#### Extracted information:
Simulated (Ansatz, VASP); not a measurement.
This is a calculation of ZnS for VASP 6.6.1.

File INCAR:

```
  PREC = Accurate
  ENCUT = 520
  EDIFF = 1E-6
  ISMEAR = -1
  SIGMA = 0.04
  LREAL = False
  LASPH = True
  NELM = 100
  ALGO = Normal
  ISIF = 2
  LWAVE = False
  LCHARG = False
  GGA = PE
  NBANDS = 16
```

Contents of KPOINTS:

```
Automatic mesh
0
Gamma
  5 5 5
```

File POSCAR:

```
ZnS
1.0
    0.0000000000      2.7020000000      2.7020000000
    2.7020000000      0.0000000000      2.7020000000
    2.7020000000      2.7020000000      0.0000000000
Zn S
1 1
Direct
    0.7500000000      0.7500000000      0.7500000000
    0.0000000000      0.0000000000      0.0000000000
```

#### Required action:
The answer must be the data above, repeated exactly as it stands.

#### Your solution:
Simulated (Ansatz, VASP); not a measurement.
This is a calculation of ZnS for VASP 6.6.1.

File INCAR:

```
  PREC = Accurate
  ENCUT = 520
  EDIFF = 1E-6
  ISMEAR = -1
  SIGMA = 0.04
  LREAL = False
  LASPH = True
  NELM = 100
  ALGO = Normal
  ISIF = 2
  LWAVE = False
  LCHARG = False
  GGA = PE
  NBANDS = 16
```

Contents of KPOINTS:

```
Automatic mesh
0
Gamma
  5 5 5
```

File POSCAR:

```
ZnS
1.0
    0.0000000000      2.7020000000      2.7020000000
    2.7020000000      0.0000000000      2.7020000000
    2.7020000000      2.7020000000      0.0000000000
Zn S
1 1
Direct
    0.7500000000      0.7500000000      0.7500000000
    0.0000000000      0.0000000000      0.0000000000
```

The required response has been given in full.